DATASET
--- START ---
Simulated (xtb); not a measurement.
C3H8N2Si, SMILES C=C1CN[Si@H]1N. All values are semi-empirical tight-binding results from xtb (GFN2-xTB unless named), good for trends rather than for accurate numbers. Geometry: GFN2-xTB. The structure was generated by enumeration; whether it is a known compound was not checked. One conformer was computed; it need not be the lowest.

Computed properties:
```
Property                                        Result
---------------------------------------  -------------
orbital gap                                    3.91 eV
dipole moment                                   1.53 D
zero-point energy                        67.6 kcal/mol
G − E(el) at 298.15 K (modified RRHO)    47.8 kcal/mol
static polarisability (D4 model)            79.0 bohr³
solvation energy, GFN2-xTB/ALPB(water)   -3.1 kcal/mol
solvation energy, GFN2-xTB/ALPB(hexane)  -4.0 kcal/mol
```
--- END ---

ASSIGNMENT
If a line comes after the one containing "C3H8N2Si, SMILES C=C1CN[Si@H]1N.", leave it out; set down every line of the data before it, and that line itself, exactly.

EXERCISE SOLUTION
Simulated (xtb); not a measurement.
C3H8N2Si, SMILES C=C1CN[Si@H]1N. All values are semi-empirical tight-binding results from xtb (GFN2-xTB unless named), good for trends rather than for accurate numbers. Geometry: GFN2-xTB. The structure was generated by enumeration; whether it is a known compound was not checked. One conformer was computed; it need not be the lowest.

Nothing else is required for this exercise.